Start of PROVIDED INFORMATION

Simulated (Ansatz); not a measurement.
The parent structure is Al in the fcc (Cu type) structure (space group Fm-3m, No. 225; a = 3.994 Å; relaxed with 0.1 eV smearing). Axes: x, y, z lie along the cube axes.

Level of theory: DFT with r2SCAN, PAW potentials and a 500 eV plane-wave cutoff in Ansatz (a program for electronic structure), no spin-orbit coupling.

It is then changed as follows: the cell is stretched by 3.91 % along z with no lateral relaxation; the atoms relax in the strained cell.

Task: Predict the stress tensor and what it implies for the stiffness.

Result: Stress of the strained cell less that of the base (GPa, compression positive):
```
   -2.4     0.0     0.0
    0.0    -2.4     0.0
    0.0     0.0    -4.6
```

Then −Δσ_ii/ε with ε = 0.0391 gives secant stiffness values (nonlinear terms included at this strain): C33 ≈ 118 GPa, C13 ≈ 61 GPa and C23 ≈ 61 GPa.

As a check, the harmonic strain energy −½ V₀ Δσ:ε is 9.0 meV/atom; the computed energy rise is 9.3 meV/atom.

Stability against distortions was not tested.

End of PROVIDED INFORMATION

▶ [TASK ITEM]
Please output an exact copy of the lines above, from the opening line of the data down to the line that contains "The parent structure".

▶ [SOLUTION]
Simulated (Ansatz); not a measurement.
The parent structure is Al in the fcc (Cu type) structure (space group Fm-3m, No. 225; a = 3.994 Å; relaxed with 0.1 eV smearing). Axes: x, y, z lie along the cube axes.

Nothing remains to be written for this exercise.